Exercise >> Keeping every word intact, reproduce all of the records.

● ● ● ● ●

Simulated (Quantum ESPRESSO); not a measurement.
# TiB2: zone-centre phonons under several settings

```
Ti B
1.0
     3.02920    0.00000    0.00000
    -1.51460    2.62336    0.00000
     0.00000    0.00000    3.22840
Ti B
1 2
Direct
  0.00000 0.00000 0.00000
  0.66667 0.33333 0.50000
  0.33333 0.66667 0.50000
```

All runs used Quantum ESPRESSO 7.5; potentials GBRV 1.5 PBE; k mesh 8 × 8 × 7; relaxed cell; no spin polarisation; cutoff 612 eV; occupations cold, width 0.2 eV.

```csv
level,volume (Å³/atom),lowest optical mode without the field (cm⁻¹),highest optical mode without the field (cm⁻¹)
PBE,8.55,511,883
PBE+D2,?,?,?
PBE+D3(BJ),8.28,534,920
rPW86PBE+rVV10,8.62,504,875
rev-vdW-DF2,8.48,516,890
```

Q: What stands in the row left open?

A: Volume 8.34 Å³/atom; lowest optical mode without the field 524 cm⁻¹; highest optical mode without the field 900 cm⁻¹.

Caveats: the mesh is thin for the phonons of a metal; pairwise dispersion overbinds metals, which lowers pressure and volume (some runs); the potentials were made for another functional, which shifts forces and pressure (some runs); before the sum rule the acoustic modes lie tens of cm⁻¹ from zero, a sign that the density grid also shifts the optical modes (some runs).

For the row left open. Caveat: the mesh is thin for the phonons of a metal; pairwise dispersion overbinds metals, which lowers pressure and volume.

● ● ● ● ●

Task solution >>
Simulated (Quantum ESPRESSO); not a measurement.
# TiB2: zone-centre phonons under several settings

```
Ti B
1.0
     3.02920    0.00000    0.00000
    -1.51460    2.62336    0.00000
     0.00000    0.00000    3.22840
Ti B
1 2
Direct
  0.00000 0.00000 0.00000
  0.66667 0.33333 0.50000
  0.33333 0.66667 0.50000
```

All runs used Quantum ESPRESSO 7.5; potentials GBRV 1.5 PBE; k mesh 8 × 8 × 7; relaxed cell; no spin polarisation; cutoff 612 eV; occupations cold, width 0.2 eV.

```csv
level,volume (Å³/atom),lowest optical mode without the field (cm⁻¹),highest optical mode without the field (cm⁻¹)
PBE,8.55,511,883
PBE+D2,?,?,?
PBE+D3(BJ),8.28,534,920
rPW86PBE+rVV10,8.62,504,875
rev-vdW-DF2,8.48,516,890
```

Q: What stands in the row left open?

A: Volume 8.34 Å³/atom; lowest optical mode without the field 524 cm⁻¹; highest optical mode without the field 900 cm⁻¹.

Caveats: the mesh is thin for the phonons of a metal; pairwise dispersion overbinds metals, which lowers pressure and volume (some runs); the potentials were made for another functional, which shifts forces and pressure (some runs); before the sum rule the acoustic modes lie tens of cm⁻¹ from zero, a sign that the density grid also shifts the optical modes (some runs).

For the row left open. Caveat: the mesh is thin for the phonons of a metal; pairwise dispersion overbinds metals, which lowers pressure and volume.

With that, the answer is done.